■ Work request: All of the data below is to be output without alteration.

■ Records provided:
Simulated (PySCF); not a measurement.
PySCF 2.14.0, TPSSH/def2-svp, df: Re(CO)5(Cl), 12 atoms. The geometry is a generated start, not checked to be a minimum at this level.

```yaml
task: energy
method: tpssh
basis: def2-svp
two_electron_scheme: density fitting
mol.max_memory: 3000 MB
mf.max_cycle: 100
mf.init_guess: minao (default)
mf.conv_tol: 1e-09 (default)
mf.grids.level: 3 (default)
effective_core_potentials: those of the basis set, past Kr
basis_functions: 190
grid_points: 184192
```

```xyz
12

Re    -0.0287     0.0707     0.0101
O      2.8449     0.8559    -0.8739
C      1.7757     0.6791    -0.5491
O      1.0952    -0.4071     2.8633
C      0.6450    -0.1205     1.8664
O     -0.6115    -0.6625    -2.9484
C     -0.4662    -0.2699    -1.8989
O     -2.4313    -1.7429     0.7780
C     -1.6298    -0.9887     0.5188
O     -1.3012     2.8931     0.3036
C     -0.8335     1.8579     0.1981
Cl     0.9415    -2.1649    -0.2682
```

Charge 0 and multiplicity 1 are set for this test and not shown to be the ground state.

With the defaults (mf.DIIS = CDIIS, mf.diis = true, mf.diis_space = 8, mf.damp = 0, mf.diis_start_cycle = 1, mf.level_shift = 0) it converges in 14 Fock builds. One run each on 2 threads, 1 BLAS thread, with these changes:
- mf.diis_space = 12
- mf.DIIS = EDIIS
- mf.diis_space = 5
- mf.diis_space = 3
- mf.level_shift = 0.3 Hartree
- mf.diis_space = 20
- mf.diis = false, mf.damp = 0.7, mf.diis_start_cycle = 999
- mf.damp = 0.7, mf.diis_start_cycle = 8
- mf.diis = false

■ Exercise answer:
Simulated (PySCF); not a measurement.
PySCF 2.14.0, TPSSH/def2-svp, df: Re(CO)5(Cl), 12 atoms. The geometry is a generated start, not checked to be a minimum at this level.

```yaml
task: energy
method: tpssh
basis: def2-svp
two_electron_scheme: density fitting
mol.max_memory: 3000 MB
mf.max_cycle: 100
mf.init_guess: minao (default)
mf.conv_tol: 1e-09 (default)
mf.grids.level: 3 (default)
effective_core_potentials: those of the basis set, past Kr
basis_functions: 190
grid_points: 184192
```

```xyz
12

Re    -0.0287     0.0707     0.0101
O      2.8449     0.8559    -0.8739
C      1.7757     0.6791    -0.5491
O      1.0952    -0.4071     2.8633
C      0.6450    -0.1205     1.8664
O     -0.6115    -0.6625    -2.9484
C     -0.4662    -0.2699    -1.8989
O     -2.4313    -1.7429     0.7780
C     -1.6298    -0.9887     0.5188
O     -1.3012     2.8931     0.3036
C     -0.8335     1.8579     0.1981
Cl     0.9415    -2.1649    -0.2682
```

Charge 0 and multiplicity 1 are set for this test and not shown to be the ground state.

With the defaults (mf.DIIS = CDIIS, mf.diis = true, mf.diis_space = 8, mf.damp = 0, mf.diis_start_cycle = 1, mf.level_shift = 0) it converges in 14 Fock builds. One run each on 2 threads, 1 BLAS thread, with these changes:
- mf.diis_space = 12
- mf.DIIS = EDIIS
- mf.diis_space = 5
- mf.diis_space = 3
- mf.level_shift = 0.3 Hartree
- mf.diis_space = 20
- mf.diis = false, mf.damp = 0.7, mf.diis_start_cycle = 999
- mf.damp = 0.7, mf.diis_start_cycle = 8
- mf.diis = false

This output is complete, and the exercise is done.